Print this span of the material below exactly: the line with "These are equilibrium", the line with "0.0720 | 0.0773 |", and every line between them, but nothing else.

-- Material provided follows --

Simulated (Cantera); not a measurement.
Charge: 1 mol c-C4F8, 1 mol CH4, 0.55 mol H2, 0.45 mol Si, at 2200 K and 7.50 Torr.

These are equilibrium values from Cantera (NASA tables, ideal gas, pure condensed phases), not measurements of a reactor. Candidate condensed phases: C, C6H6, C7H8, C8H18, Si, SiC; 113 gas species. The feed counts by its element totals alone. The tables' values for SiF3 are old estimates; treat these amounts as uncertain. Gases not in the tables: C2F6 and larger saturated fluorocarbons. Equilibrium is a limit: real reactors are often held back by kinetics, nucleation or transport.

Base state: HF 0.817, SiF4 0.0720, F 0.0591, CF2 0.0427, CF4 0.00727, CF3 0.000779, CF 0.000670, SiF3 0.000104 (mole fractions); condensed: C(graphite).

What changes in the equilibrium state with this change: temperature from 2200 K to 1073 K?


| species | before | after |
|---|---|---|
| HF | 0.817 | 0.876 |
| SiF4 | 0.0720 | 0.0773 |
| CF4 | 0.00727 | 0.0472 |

-- Material provided concluded --

-- Result --
These are equilibrium values from Cantera (NASA tables, ideal gas, pure condensed phases), not measurements of a reactor. Candidate condensed phases: C, C6H6, C7H8, C8H18, Si, SiC; 113 gas species. The feed counts by its element totals alone. The tables' values for SiF3 are old estimates; treat these amounts as uncertain. Gases not in the tables: C2F6 and larger saturated fluorocarbons. Equilibrium is a limit: real reactors are often held back by kinetics, nucleation or transport.

Base state: HF 0.817, SiF4 0.0720, F 0.0591, CF2 0.0427, CF4 0.00727, CF3 0.000779, CF 0.000670, SiF3 0.000104 (mole fractions); condensed: C(graphite).

What changes in the equilibrium state with this change: temperature from 2200 K to 1073 K?


| species | before | after |
|---|---|---|
| HF | 0.817 | 0.876 |
| SiF4 | 0.0720 | 0.0773 |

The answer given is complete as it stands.